WORK ITEM | Up to and including the line containing "- 275.1 K and", set down each line of the entries below exactly, starting from the first, and leave out the rest.

--------------------------------------------------

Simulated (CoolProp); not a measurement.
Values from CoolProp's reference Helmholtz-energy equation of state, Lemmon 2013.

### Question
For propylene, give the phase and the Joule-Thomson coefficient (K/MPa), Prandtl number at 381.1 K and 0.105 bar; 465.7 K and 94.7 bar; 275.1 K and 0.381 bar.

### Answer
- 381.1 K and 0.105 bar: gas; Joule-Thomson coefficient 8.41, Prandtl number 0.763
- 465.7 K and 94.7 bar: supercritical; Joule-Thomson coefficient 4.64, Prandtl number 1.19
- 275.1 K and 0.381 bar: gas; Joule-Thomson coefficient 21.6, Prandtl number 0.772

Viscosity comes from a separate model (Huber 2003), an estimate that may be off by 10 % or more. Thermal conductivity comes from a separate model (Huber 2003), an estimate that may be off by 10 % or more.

--------------------------------------------------

WRITTEN ANSWER |
Simulated (CoolProp); not a measurement.
Values from CoolProp's reference Helmholtz-energy equation of state, Lemmon 2013.

### Question
For propylene, give the phase and the Joule-Thomson coefficient (K/MPa), Prandtl number at 381.1 K and 0.105 bar; 465.7 K and 94.7 bar; 275.1 K and 0.381 bar.

### Answer
- 381.1 K and 0.105 bar: gas; Joule-Thomson coefficient 8.41, Prandtl number 0.763
- 465.7 K and 94.7 bar: supercritical; Joule-Thomson coefficient 4.64, Prandtl number 1.19
- 275.1 K and 0.381 bar: gas; Joule-Thomson coefficient 21.6, Prandtl number 0.772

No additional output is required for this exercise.